### Extracted data
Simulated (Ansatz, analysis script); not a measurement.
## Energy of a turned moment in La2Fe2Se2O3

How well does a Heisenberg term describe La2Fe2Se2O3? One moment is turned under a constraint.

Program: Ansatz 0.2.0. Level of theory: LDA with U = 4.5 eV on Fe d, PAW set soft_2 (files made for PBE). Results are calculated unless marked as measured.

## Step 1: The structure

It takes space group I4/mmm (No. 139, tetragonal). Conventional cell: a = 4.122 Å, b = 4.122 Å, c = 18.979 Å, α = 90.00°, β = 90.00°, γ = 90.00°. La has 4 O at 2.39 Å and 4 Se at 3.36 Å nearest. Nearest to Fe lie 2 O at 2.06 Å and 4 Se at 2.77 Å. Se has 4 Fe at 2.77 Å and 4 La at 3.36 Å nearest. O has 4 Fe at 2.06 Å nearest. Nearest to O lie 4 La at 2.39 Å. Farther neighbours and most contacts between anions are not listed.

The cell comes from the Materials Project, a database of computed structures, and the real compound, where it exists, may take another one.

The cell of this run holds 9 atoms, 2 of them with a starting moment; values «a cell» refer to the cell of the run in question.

### Work request
Would you write down every record again, exactly?

### Exercise response
Simulated (Ansatz, analysis script); not a measurement.
## Energy of a turned moment in La2Fe2Se2O3

How well does a Heisenberg term describe La2Fe2Se2O3? One moment is turned under a constraint.

Program: Ansatz 0.2.0. Level of theory: LDA with U = 4.5 eV on Fe d, PAW set soft_2 (files made for PBE). Results are calculated unless marked as measured.

## Step 1: The structure

It takes space group I4/mmm (No. 139, tetragonal). Conventional cell: a = 4.122 Å, b = 4.122 Å, c = 18.979 Å, α = 90.00°, β = 90.00°, γ = 90.00°. La has 4 O at 2.39 Å and 4 Se at 3.36 Å nearest. Nearest to Fe lie 2 O at 2.06 Å and 4 Se at 2.77 Å. Se has 4 Fe at 2.77 Å and 4 La at 3.36 Å nearest. O has 4 Fe at 2.06 Å nearest. Nearest to O lie 4 La at 2.39 Å. Farther neighbours and most contacts between anions are not listed.

The cell comes from the Materials Project, a database of computed structures, and the real compound, where it exists, may take another one.

The cell of this run holds 9 atoms, 2 of them with a starting moment; values «a cell» refer to the cell of the run in question.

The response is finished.